Records provided: Begin

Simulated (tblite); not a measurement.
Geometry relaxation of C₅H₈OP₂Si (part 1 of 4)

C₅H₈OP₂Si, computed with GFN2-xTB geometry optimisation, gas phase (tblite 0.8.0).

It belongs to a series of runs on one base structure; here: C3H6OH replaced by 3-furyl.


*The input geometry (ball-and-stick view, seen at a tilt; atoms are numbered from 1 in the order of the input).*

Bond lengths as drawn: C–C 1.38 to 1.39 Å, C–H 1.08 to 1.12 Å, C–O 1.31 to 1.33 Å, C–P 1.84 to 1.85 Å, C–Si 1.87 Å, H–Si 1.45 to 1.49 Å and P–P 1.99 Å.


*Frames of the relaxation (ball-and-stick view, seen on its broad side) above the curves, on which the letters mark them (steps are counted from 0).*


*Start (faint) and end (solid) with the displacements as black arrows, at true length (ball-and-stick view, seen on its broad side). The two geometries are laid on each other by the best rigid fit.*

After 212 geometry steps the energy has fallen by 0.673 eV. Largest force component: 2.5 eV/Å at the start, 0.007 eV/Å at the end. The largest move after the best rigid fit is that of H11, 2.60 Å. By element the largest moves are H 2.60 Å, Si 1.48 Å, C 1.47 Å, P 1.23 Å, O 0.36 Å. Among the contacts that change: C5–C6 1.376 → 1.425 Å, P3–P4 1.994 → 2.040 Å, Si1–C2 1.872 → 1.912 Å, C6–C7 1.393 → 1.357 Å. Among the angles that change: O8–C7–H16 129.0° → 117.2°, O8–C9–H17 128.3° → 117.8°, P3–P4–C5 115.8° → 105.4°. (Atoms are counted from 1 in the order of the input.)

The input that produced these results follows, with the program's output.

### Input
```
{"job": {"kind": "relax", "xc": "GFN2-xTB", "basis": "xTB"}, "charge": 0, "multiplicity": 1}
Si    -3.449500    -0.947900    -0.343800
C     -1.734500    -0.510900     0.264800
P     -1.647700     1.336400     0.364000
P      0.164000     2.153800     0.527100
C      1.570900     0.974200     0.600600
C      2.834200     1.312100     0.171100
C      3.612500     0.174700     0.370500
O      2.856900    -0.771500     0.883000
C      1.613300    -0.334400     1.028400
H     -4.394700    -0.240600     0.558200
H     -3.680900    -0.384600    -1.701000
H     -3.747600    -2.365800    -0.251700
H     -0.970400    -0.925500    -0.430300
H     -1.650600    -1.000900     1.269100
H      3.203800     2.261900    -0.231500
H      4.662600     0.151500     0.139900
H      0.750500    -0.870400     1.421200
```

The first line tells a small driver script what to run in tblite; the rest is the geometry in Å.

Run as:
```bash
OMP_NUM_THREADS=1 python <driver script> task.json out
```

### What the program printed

Records provided: End

Write down, word for word, the lines above from the one containing "of the input).*" through the one containing "best rigid fit.*", both ends included.

* [Response]
*The input geometry (ball-and-stick view, seen at a tilt; atoms are numbered from 1 in the order of the input).*

Bond lengths as drawn: C–C 1.38 to 1.39 Å, C–H 1.08 to 1.12 Å, C–O 1.31 to 1.33 Å, C–P 1.84 to 1.85 Å, C–Si 1.87 Å, H–Si 1.45 to 1.49 Å and P–P 1.99 Å.


*Frames of the relaxation (ball-and-stick view, seen on its broad side) above the curves, on which the letters mark them (steps are counted from 0).*


*Start (faint) and end (solid) with the displacements as black arrows, at true length (ball-and-stick view, seen on its broad side). The two geometries are laid on each other by the best rigid fit.*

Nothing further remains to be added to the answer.